Material supplied: Begin
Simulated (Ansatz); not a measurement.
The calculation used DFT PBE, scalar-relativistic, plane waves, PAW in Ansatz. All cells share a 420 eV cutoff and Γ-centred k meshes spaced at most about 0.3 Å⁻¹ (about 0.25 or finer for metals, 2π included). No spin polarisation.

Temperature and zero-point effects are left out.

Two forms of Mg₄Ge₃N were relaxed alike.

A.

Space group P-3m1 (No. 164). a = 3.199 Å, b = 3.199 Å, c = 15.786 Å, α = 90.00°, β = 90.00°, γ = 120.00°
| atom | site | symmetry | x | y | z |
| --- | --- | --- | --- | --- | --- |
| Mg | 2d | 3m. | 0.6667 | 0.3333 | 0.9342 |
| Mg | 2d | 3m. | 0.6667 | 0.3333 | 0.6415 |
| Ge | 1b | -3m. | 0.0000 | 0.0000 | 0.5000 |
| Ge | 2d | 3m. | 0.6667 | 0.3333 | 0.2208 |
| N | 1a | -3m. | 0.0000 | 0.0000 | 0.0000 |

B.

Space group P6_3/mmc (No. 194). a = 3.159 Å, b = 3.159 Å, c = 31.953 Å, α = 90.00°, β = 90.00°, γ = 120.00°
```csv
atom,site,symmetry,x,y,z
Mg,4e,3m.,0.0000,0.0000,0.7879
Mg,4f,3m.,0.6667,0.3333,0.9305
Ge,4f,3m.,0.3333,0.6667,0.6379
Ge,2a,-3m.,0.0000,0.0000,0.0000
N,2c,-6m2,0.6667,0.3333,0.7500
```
Material supplied: End

• Assigned task
Set down only the lines above that fall between the line holding "0.3333 | 0.6415 |" and the line holding "Space group P6_3/mmc", inclusive, keeping each exact.

• Written response
| Mg | 2d | 3m. | 0.6667 | 0.3333 | 0.6415 |
| Ge | 1b | -3m. | 0.0000 | 0.0000 | 0.5000 |
| Ge | 2d | 3m. | 0.6667 | 0.3333 | 0.2208 |
| N | 1a | -3m. | 0.0000 | 0.0000 | 0.0000 |

B.

Space group P6_3/mmc (No. 194). a = 3.159 Å, b = 3.159 Å, c = 31.953 Å, α = 90.00°, β = 90.00°, γ = 120.00°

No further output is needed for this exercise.